WORK ITEM:
Of all the lines below, return only those starting with the line holding "Calculation: PBEsol GGA, VASP's" and going on through the line holding "It has no gap", exactly as written.

RECORDED DATA:

....

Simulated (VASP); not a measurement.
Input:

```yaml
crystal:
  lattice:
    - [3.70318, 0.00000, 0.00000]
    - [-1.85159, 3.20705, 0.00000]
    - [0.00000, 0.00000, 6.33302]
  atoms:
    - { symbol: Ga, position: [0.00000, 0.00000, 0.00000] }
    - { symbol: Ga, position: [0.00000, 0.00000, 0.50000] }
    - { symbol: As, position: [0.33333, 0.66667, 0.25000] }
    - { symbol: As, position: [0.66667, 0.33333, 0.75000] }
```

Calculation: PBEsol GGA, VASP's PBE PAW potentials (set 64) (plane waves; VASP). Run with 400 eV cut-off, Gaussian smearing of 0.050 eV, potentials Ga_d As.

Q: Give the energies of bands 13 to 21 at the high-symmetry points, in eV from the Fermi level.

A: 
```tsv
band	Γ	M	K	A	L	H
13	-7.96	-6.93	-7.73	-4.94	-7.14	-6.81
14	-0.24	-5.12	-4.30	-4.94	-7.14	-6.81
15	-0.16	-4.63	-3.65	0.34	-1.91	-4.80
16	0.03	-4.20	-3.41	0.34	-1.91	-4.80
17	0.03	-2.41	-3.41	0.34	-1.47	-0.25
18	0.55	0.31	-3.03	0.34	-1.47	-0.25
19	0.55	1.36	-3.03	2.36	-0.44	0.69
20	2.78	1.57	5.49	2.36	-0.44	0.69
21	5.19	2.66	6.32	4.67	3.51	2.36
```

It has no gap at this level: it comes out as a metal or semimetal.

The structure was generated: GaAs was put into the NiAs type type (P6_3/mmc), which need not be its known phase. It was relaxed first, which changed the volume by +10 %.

....

WRITTEN ANSWER:
Calculation: PBEsol GGA, VASP's PBE PAW potentials (set 64) (plane waves; VASP). Run with 400 eV cut-off, Gaussian smearing of 0.050 eV, potentials Ga_d As.

Q: Give the energies of bands 13 to 21 at the high-symmetry points, in eV from the Fermi level.

A: 
```tsv
band	Γ	M	K	A	L	H
13	-7.96	-6.93	-7.73	-4.94	-7.14	-6.81
14	-0.24	-5.12	-4.30	-4.94	-7.14	-6.81
15	-0.16	-4.63	-3.65	0.34	-1.91	-4.80
16	0.03	-4.20	-3.41	0.34	-1.91	-4.80
17	0.03	-2.41	-3.41	0.34	-1.47	-0.25
18	0.55	0.31	-3.03	0.34	-1.47	-0.25
19	0.55	1.36	-3.03	2.36	-0.44	0.69
20	2.78	1.57	5.49	2.36	-0.44	0.69
21	5.19	2.66	6.32	4.67	3.51	2.36
```

It has no gap at this level: it comes out as a metal or semimetal.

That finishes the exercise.